○ ○ ○
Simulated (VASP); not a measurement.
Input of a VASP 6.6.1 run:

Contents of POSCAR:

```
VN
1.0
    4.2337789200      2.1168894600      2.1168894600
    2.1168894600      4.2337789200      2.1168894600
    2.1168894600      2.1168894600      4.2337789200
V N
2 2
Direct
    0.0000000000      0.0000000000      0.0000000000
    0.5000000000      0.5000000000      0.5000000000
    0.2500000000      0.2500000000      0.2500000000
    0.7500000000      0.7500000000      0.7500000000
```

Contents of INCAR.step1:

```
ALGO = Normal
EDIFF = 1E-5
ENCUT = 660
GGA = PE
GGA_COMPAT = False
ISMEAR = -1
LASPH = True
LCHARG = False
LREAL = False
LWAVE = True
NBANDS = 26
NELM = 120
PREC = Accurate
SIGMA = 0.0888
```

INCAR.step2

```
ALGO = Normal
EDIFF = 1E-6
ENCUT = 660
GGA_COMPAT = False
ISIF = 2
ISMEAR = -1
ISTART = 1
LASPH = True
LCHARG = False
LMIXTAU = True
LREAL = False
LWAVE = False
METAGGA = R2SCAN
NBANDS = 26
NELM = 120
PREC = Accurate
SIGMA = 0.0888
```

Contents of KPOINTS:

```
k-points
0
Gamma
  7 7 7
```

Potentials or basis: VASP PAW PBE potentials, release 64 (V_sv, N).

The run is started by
○ ○ ○

*Action item*. Your task is to quote all of the data word for word.

*Your solution*.
Simulated (VASP); not a measurement.
Input of a VASP 6.6.1 run:

Contents of POSCAR:

```
VN
1.0
    4.2337789200      2.1168894600      2.1168894600
    2.1168894600      4.2337789200      2.1168894600
    2.1168894600      2.1168894600      4.2337789200
V N
2 2
Direct
    0.0000000000      0.0000000000      0.0000000000
    0.5000000000      0.5000000000      0.5000000000
    0.2500000000      0.2500000000      0.2500000000
    0.7500000000      0.7500000000      0.7500000000
```

Contents of INCAR.step1:

```
ALGO = Normal
EDIFF = 1E-5
ENCUT = 660
GGA = PE
GGA_COMPAT = False
ISMEAR = -1
LASPH = True
LCHARG = False
LREAL = False
LWAVE = True
NBANDS = 26
NELM = 120
PREC = Accurate
SIGMA = 0.0888
```

INCAR.step2

```
ALGO = Normal
EDIFF = 1E-6
ENCUT = 660
GGA_COMPAT = False
ISIF = 2
ISMEAR = -1
ISTART = 1
LASPH = True
LCHARG = False
LMIXTAU = True
LREAL = False
LWAVE = False
METAGGA = R2SCAN
NBANDS = 26
NELM = 120
PREC = Accurate
SIGMA = 0.0888
```

Contents of KPOINTS:

```
k-points
0
Gamma
  7 7 7
```

Potentials or basis: VASP PAW PBE potentials, release 64 (V_sv, N).

The run is started by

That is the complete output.